Segment Start: SUPPLIED RECORDS
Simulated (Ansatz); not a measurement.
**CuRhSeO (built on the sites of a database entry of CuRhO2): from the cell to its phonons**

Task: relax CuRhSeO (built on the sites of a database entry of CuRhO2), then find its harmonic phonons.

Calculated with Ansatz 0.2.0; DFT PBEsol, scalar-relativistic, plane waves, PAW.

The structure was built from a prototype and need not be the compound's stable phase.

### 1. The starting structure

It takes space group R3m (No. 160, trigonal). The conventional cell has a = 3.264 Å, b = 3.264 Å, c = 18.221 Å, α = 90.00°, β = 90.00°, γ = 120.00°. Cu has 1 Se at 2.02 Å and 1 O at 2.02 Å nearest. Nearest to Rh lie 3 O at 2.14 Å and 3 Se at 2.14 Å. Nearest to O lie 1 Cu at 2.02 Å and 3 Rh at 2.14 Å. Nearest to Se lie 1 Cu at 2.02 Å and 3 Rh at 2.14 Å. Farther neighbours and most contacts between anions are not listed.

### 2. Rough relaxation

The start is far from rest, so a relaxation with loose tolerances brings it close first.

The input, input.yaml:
Segment End: SUPPLIED RECORDS

## WORK INSTRUCTION
Restate all the material above, keeping each word as it is.

## SOLUTION
Simulated (Ansatz); not a measurement.
**CuRhSeO (built on the sites of a database entry of CuRhO2): from the cell to its phonons**

Task: relax CuRhSeO (built on the sites of a database entry of CuRhO2), then find its harmonic phonons.

Calculated with Ansatz 0.2.0; DFT PBEsol, scalar-relativistic, plane waves, PAW.

The structure was built from a prototype and need not be the compound's stable phase.

### 1. The starting structure

It takes space group R3m (No. 160, trigonal). The conventional cell has a = 3.264 Å, b = 3.264 Å, c = 18.221 Å, α = 90.00°, β = 90.00°, γ = 120.00°. Cu has 1 Se at 2.02 Å and 1 O at 2.02 Å nearest. Nearest to Rh lie 3 O at 2.14 Å and 3 Se at 2.14 Å. Nearest to O lie 1 Cu at 2.02 Å and 3 Rh at 2.14 Å. Nearest to Se lie 1 Cu at 2.02 Å and 3 Rh at 2.14 Å. Farther neighbours and most contacts between anions are not listed.

### 2. Rough relaxation

The start is far from rest, so a relaxation with loose tolerances brings it close first.

The input, input.yaml:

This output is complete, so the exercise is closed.